■ Supplied records
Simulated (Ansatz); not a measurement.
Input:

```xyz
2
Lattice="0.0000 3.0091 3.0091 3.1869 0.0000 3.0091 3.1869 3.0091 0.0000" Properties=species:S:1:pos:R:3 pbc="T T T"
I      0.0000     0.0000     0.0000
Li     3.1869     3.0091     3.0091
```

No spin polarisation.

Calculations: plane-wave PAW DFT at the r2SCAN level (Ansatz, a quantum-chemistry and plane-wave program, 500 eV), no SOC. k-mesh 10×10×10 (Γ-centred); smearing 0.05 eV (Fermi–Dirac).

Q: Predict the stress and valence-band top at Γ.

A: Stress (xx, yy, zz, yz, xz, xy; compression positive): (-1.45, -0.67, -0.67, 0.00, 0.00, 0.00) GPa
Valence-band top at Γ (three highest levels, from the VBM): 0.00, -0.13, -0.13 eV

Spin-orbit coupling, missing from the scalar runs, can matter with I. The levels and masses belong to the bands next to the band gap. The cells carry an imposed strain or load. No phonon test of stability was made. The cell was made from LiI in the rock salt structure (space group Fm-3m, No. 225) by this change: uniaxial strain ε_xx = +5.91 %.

■ Work task
Your job is to set down the whole listing a second time, exactly.

■ Reply
Simulated (Ansatz); not a measurement.
Input:

```xyz
2
Lattice="0.0000 3.0091 3.0091 3.1869 0.0000 3.0091 3.1869 3.0091 0.0000" Properties=species:S:1:pos:R:3 pbc="T T T"
I      0.0000     0.0000     0.0000
Li     3.1869     3.0091     3.0091
```

No spin polarisation.

Calculations: plane-wave PAW DFT at the r2SCAN level (Ansatz, a quantum-chemistry and plane-wave program, 500 eV), no SOC. k-mesh 10×10×10 (Γ-centred); smearing 0.05 eV (Fermi–Dirac).

Q: Predict the stress and valence-band top at Γ.

A: Stress (xx, yy, zz, yz, xz, xy; compression positive): (-1.45, -0.67, -0.67, 0.00, 0.00, 0.00) GPa
Valence-band top at Γ (three highest levels, from the VBM): 0.00, -0.13, -0.13 eV

Spin-orbit coupling, missing from the scalar runs, can matter with I. The levels and masses belong to the bands next to the band gap. The cells carry an imposed strain or load. No phonon test of stability was made. The cell was made from LiI in the rock salt structure (space group Fm-3m, No. 225) by this change: uniaxial strain ε_xx = +5.91 %.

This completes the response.